TASK ITEM
Here are the records. Write out exactly the lines between the one holding "Gas-phase reaction in" and the one holding "Among the 10", inclusive.

DATA SHOWN
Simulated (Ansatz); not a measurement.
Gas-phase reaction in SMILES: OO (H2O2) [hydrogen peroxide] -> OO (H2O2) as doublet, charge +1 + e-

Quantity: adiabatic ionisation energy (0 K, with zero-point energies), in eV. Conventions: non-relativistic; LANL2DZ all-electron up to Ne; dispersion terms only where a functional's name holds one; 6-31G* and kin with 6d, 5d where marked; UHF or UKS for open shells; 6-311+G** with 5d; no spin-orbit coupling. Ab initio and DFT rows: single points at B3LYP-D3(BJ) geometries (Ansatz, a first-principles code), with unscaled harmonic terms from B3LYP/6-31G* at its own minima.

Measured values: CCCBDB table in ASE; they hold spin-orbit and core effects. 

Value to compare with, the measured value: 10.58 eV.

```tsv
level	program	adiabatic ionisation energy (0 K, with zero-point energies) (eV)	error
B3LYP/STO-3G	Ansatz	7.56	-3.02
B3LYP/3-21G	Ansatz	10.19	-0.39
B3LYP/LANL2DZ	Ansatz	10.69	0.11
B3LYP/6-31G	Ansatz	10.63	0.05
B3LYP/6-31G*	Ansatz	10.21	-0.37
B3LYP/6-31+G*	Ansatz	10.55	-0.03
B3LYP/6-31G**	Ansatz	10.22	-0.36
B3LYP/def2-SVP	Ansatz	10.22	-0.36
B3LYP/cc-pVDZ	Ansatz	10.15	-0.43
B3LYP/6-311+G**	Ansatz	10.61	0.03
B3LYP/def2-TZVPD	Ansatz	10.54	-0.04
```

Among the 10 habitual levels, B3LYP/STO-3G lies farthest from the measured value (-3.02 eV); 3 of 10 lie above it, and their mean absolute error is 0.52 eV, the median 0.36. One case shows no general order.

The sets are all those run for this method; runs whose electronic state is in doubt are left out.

RESULT
Gas-phase reaction in SMILES: OO (H2O2) [hydrogen peroxide] -> OO (H2O2) as doublet, charge +1 + e-

Quantity: adiabatic ionisation energy (0 K, with zero-point energies), in eV. Conventions: non-relativistic; LANL2DZ all-electron up to Ne; dispersion terms only where a functional's name holds one; 6-31G* and kin with 6d, 5d where marked; UHF or UKS for open shells; 6-311+G** with 5d; no spin-orbit coupling. Ab initio and DFT rows: single points at B3LYP-D3(BJ) geometries (Ansatz, a first-principles code), with unscaled harmonic terms from B3LYP/6-31G* at its own minima.

Measured values: CCCBDB table in ASE; they hold spin-orbit and core effects. 

Value to compare with, the measured value: 10.58 eV.

```tsv
level	program	adiabatic ionisation energy (0 K, with zero-point energies) (eV)	error
B3LYP/STO-3G	Ansatz	7.56	-3.02
B3LYP/3-21G	Ansatz	10.19	-0.39
B3LYP/LANL2DZ	Ansatz	10.69	0.11
B3LYP/6-31G	Ansatz	10.63	0.05
B3LYP/6-31G*	Ansatz	10.21	-0.37
B3LYP/6-31+G*	Ansatz	10.55	-0.03
B3LYP/6-31G**	Ansatz	10.22	-0.36
B3LYP/def2-SVP	Ansatz	10.22	-0.36
B3LYP/cc-pVDZ	Ansatz	10.15	-0.43
B3LYP/6-311+G**	Ansatz	10.61	0.03
B3LYP/def2-TZVPD	Ansatz	10.54	-0.04
```

Among the 10 habitual levels, B3LYP/STO-3G lies farthest from the measured value (-3.02 eV); 3 of 10 lie above it, and their mean absolute error is 0.52 eV, the median 0.36. One case shows no general order.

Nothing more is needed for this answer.